* [Record excerpts]
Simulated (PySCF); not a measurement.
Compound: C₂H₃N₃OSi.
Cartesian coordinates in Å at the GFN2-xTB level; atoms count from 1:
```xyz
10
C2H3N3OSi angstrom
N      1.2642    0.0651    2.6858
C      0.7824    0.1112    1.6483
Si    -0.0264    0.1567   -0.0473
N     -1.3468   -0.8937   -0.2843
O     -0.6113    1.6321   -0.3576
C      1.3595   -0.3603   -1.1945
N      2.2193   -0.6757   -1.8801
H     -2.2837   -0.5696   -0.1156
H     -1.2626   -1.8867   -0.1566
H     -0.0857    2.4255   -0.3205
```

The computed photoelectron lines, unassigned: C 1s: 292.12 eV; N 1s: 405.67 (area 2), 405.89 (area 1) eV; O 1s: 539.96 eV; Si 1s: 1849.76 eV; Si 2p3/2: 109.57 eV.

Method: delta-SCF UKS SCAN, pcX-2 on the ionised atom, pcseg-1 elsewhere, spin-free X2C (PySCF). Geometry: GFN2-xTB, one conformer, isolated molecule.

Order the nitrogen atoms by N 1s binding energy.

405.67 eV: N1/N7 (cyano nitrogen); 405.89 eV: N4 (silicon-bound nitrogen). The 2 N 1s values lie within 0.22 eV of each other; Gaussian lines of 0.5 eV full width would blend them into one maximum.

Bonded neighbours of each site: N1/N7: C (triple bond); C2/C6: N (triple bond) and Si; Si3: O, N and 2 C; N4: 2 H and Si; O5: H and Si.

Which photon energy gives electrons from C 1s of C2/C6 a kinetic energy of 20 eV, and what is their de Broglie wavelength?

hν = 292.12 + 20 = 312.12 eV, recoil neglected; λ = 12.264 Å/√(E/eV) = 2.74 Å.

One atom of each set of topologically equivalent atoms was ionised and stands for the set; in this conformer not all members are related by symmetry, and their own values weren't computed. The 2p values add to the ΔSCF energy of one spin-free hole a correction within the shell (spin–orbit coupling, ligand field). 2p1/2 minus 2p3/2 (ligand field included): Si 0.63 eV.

* [Exercise]
Write down exactly every line of the material above up to and including the line containing "hν = 292.12".

* [Answer section]
Simulated (PySCF); not a measurement.
Compound: C₂H₃N₃OSi.
Cartesian coordinates in Å at the GFN2-xTB level; atoms count from 1:
```xyz
10
C2H3N3OSi angstrom
N      1.2642    0.0651    2.6858
C      0.7824    0.1112    1.6483
Si    -0.0264    0.1567   -0.0473
N     -1.3468   -0.8937   -0.2843
O     -0.6113    1.6321   -0.3576
C      1.3595   -0.3603   -1.1945
N      2.2193   -0.6757   -1.8801
H     -2.2837   -0.5696   -0.1156
H     -1.2626   -1.8867   -0.1566
H     -0.0857    2.4255   -0.3205
```

The computed photoelectron lines, unassigned: C 1s: 292.12 eV; N 1s: 405.67 (area 2), 405.89 (area 1) eV; O 1s: 539.96 eV; Si 1s: 1849.76 eV; Si 2p3/2: 109.57 eV.

Method: delta-SCF UKS SCAN, pcX-2 on the ionised atom, pcseg-1 elsewhere, spin-free X2C (PySCF). Geometry: GFN2-xTB, one conformer, isolated molecule.

Order the nitrogen atoms by N 1s binding energy.

405.67 eV: N1/N7 (cyano nitrogen); 405.89 eV: N4 (silicon-bound nitrogen). The 2 N 1s values lie within 0.22 eV of each other; Gaussian lines of 0.5 eV full width would blend them into one maximum.

Bonded neighbours of each site: N1/N7: C (triple bond); C2/C6: N (triple bond) and Si; Si3: O, N and 2 C; N4: 2 H and Si; O5: H and Si.

Which photon energy gives electrons from C 1s of C2/C6 a kinetic energy of 20 eV, and what is their de Broglie wavelength?

hν = 292.12 + 20 = 312.12 eV, recoil neglected; λ = 12.264 Å/√(E/eV) = 2.74 Å.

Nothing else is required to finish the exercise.